Assignment
Write out the listing beneath this instruction in its entirety, exactly as it reads.

-------------------------
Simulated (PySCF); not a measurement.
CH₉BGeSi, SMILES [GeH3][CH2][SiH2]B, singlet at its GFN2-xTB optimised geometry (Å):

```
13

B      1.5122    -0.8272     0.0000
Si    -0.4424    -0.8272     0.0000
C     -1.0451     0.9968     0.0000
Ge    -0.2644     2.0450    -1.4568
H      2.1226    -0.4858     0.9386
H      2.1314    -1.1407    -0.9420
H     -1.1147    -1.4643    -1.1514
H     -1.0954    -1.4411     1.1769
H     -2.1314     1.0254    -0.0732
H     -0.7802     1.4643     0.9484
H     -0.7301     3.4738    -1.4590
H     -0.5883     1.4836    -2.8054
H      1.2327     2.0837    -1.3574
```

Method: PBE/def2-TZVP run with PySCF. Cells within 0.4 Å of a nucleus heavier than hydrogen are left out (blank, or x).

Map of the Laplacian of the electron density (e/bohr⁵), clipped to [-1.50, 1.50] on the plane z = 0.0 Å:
-------------------------

Answer space
Simulated (PySCF); not a measurement.
CH₉BGeSi, SMILES [GeH3][CH2][SiH2]B, singlet at its GFN2-xTB optimised geometry (Å):

```
13

B      1.5122    -0.8272     0.0000
Si    -0.4424    -0.8272     0.0000
C     -1.0451     0.9968     0.0000
Ge    -0.2644     2.0450    -1.4568
H      2.1226    -0.4858     0.9386
H      2.1314    -1.1407    -0.9420
H     -1.1147    -1.4643    -1.1514
H     -1.0954    -1.4411     1.1769
H     -2.1314     1.0254    -0.0732
H     -0.7802     1.4643     0.9484
H     -0.7301     3.4738    -1.4590
H     -0.5883     1.4836    -2.8054
H      1.2327     2.0837    -1.3574
```

Method: PBE/def2-TZVP run with PySCF. Cells within 0.4 Å of a nucleus heavier than hydrogen are left out (blank, or x).

Map of the Laplacian of the electron density (e/bohr⁵), clipped to [-1.50, 1.50] on the plane z = 0.0 Å:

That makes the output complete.